## EXERCISE
Go through the listing below and output exactly the line with "A: gas only; B: Al.", the line with "Question: Give the row for 823 K.", and each line between; omit the rest.

** Opening INFORMATION GIVEN block **

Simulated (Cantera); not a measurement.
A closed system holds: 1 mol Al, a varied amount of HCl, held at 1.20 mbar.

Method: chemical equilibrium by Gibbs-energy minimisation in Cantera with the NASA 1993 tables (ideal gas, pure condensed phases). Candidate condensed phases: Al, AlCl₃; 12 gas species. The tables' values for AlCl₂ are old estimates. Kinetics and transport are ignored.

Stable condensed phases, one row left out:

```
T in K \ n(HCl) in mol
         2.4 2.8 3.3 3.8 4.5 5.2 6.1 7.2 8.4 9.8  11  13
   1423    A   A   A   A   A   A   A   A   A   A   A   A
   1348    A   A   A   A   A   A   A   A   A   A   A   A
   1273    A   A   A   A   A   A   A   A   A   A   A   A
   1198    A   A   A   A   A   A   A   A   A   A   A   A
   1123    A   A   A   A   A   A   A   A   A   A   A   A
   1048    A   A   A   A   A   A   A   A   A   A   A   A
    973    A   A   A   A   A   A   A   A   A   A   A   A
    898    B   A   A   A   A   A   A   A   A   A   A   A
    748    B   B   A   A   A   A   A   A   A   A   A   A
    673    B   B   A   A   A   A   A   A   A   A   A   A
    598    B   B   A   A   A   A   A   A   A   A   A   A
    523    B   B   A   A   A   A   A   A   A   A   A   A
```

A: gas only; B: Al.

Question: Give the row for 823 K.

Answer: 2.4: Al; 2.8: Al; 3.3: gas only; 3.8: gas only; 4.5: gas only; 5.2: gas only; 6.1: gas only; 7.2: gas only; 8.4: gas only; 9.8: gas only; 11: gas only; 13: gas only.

** Closing INFORMATION GIVEN block **

## TASK OUTPUT
A: gas only; B: Al.

Question: Give the row for 823 K.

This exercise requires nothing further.